▸ ENTRIES SHOWN
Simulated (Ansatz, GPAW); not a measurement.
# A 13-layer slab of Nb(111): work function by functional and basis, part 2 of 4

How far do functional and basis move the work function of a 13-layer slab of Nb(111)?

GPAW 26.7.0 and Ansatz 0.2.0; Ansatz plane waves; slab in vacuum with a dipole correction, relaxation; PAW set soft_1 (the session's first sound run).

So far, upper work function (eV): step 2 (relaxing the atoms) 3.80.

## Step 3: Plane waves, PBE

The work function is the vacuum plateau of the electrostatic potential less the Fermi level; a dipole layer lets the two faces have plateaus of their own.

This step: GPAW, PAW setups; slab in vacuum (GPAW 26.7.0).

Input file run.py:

▸ REQUIREMENT
Output exactly the leading lines of the data, up to and including the line marked by "This step: GPAW, PAW".

▸ SOLUTION
Simulated (Ansatz, GPAW); not a measurement.
# A 13-layer slab of Nb(111): work function by functional and basis, part 2 of 4

How far do functional and basis move the work function of a 13-layer slab of Nb(111)?

GPAW 26.7.0 and Ansatz 0.2.0; Ansatz plane waves; slab in vacuum with a dipole correction, relaxation; PAW set soft_1 (the session's first sound run).

So far, upper work function (eV): step 2 (relaxing the atoms) 3.80.

## Step 3: Plane waves, PBE

The work function is the vacuum plateau of the electrostatic potential less the Fermi level; a dipole layer lets the two faces have plateaus of their own.

This step: GPAW, PAW setups; slab in vacuum (GPAW 26.7.0).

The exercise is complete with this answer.